> Extracted records:
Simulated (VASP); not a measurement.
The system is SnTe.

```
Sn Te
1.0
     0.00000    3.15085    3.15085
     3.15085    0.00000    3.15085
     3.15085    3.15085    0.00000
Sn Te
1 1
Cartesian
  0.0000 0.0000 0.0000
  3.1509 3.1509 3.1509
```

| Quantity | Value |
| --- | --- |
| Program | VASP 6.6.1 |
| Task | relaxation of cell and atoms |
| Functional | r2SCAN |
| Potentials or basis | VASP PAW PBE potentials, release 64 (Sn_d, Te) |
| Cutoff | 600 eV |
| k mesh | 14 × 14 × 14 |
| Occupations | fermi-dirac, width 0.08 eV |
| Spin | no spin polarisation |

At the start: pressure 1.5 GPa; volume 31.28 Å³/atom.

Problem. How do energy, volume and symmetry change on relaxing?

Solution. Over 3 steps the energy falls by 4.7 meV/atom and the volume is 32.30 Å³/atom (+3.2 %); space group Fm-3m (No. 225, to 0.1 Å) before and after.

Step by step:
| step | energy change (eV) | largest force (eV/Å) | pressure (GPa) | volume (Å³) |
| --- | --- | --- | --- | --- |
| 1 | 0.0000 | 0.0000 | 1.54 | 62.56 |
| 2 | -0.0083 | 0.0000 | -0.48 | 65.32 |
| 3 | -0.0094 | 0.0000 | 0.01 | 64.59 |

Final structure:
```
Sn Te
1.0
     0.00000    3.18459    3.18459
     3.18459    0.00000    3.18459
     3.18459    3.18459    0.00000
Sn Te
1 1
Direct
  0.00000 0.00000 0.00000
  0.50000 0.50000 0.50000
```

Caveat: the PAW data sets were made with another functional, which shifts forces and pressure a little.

> Work item:
Your response must contain the complete listing, copied without deviation.

> Your response:
Simulated (VASP); not a measurement.
The system is SnTe.

```
Sn Te
1.0
     0.00000    3.15085    3.15085
     3.15085    0.00000    3.15085
     3.15085    3.15085    0.00000
Sn Te
1 1
Cartesian
  0.0000 0.0000 0.0000
  3.1509 3.1509 3.1509
```

| Quantity | Value |
| --- | --- |
| Program | VASP 6.6.1 |
| Task | relaxation of cell and atoms |
| Functional | r2SCAN |
| Potentials or basis | VASP PAW PBE potentials, release 64 (Sn_d, Te) |
| Cutoff | 600 eV |
| k mesh | 14 × 14 × 14 |
| Occupations | fermi-dirac, width 0.08 eV |
| Spin | no spin polarisation |

At the start: pressure 1.5 GPa; volume 31.28 Å³/atom.

Problem. How do energy, volume and symmetry change on relaxing?

Solution. Over 3 steps the energy falls by 4.7 meV/atom and the volume is 32.30 Å³/atom (+3.2 %); space group Fm-3m (No. 225, to 0.1 Å) before and after.

Step by step:
| step | energy change (eV) | largest force (eV/Å) | pressure (GPa) | volume (Å³) |
| --- | --- | --- | --- | --- |
| 1 | 0.0000 | 0.0000 | 1.54 | 62.56 |
| 2 | -0.0083 | 0.0000 | -0.48 | 65.32 |
| 3 | -0.0094 | 0.0000 | 0.01 | 64.59 |

Final structure:
```
Sn Te
1.0
     0.00000    3.18459    3.18459
     3.18459    0.00000    3.18459
     3.18459    3.18459    0.00000
Sn Te
1 1
Direct
  0.00000 0.00000 0.00000
  0.50000 0.50000 0.50000
```

Caveat: the PAW data sets were made with another functional, which shifts forces and pressure a little.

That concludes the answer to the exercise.